Dataset content:
◇ ◇ ◇

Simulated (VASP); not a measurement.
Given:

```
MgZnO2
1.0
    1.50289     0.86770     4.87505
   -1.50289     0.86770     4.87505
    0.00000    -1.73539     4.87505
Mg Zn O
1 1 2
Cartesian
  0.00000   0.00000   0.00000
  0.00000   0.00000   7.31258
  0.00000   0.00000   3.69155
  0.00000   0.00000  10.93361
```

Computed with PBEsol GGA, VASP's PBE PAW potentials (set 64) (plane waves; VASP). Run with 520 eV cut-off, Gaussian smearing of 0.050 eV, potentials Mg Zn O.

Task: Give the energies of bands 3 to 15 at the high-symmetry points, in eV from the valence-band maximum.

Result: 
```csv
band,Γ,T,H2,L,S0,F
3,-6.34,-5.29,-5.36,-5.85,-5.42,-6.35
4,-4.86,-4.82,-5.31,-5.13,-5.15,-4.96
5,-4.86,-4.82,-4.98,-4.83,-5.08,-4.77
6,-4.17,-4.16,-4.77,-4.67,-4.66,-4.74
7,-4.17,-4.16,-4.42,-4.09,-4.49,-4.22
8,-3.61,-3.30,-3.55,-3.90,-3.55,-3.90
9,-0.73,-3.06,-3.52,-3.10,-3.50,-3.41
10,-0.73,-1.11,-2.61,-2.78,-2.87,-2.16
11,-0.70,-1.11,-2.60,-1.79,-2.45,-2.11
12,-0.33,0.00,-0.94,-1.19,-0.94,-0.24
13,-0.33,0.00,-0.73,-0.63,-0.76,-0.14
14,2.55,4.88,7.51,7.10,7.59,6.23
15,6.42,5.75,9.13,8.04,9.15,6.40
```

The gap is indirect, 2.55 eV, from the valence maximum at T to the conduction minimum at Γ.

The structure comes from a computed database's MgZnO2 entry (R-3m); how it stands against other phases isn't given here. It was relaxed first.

◇ ◇ ◇

Action item: Beginning with the first line of the records above, reproduce each line exactly, ending at the line that contains "The gap is indirect, 2.55", and leave out everything else.

Your solution:
Simulated (VASP); not a measurement.
Given:

```
MgZnO2
1.0
    1.50289     0.86770     4.87505
   -1.50289     0.86770     4.87505
    0.00000    -1.73539     4.87505
Mg Zn O
1 1 2
Cartesian
  0.00000   0.00000   0.00000
  0.00000   0.00000   7.31258
  0.00000   0.00000   3.69155
  0.00000   0.00000  10.93361
```

Computed with PBEsol GGA, VASP's PBE PAW potentials (set 64) (plane waves; VASP). Run with 520 eV cut-off, Gaussian smearing of 0.050 eV, potentials Mg Zn O.

Task: Give the energies of bands 3 to 15 at the high-symmetry points, in eV from the valence-band maximum.

Result: 
```csv
band,Γ,T,H2,L,S0,F
3,-6.34,-5.29,-5.36,-5.85,-5.42,-6.35
4,-4.86,-4.82,-5.31,-5.13,-5.15,-4.96
5,-4.86,-4.82,-4.98,-4.83,-5.08,-4.77
6,-4.17,-4.16,-4.77,-4.67,-4.66,-4.74
7,-4.17,-4.16,-4.42,-4.09,-4.49,-4.22
8,-3.61,-3.30,-3.55,-3.90,-3.55,-3.90
9,-0.73,-3.06,-3.52,-3.10,-3.50,-3.41
10,-0.73,-1.11,-2.61,-2.78,-2.87,-2.16
11,-0.70,-1.11,-2.60,-1.79,-2.45,-2.11
12,-0.33,0.00,-0.94,-1.19,-0.94,-0.24
13,-0.33,0.00,-0.73,-0.63,-0.76,-0.14
14,2.55,4.88,7.51,7.10,7.59,6.23
15,6.42,5.75,9.13,8.04,9.15,6.40
```

The gap is indirect, 2.55 eV, from the valence maximum at T to the conduction minimum at Γ.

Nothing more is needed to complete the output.